Start of Block

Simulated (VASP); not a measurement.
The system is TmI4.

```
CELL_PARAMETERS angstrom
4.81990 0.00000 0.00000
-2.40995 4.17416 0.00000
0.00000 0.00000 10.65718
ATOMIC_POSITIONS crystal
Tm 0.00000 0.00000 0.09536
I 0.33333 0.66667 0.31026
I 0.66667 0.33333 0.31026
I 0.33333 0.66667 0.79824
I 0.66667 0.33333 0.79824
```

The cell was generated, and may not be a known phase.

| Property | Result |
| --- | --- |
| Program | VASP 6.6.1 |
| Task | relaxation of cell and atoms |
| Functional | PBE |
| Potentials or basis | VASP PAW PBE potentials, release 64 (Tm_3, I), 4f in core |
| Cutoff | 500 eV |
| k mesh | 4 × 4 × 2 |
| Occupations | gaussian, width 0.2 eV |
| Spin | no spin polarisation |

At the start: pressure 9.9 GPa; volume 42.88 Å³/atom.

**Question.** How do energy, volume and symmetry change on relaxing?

End of Block

Repeat every record exactly, so that nothing is lost or altered.

◆ **TASK ANSWER**
Simulated (VASP); not a measurement.
The system is TmI4.

```
CELL_PARAMETERS angstrom
4.81990 0.00000 0.00000
-2.40995 4.17416 0.00000
0.00000 0.00000 10.65718
ATOMIC_POSITIONS crystal
Tm 0.00000 0.00000 0.09536
I 0.33333 0.66667 0.31026
I 0.66667 0.33333 0.31026
I 0.33333 0.66667 0.79824
I 0.66667 0.33333 0.79824
```

The cell was generated, and may not be a known phase.

| Property | Result |
| --- | --- |
| Program | VASP 6.6.1 |
| Task | relaxation of cell and atoms |
| Functional | PBE |
| Potentials or basis | VASP PAW PBE potentials, release 64 (Tm_3, I), 4f in core |
| Cutoff | 500 eV |
| k mesh | 4 × 4 × 2 |
| Occupations | gaussian, width 0.2 eV |
| Spin | no spin polarisation |

At the start: pressure 9.9 GPa; volume 42.88 Å³/atom.

**Question.** How do energy, volume and symmetry change on relaxing?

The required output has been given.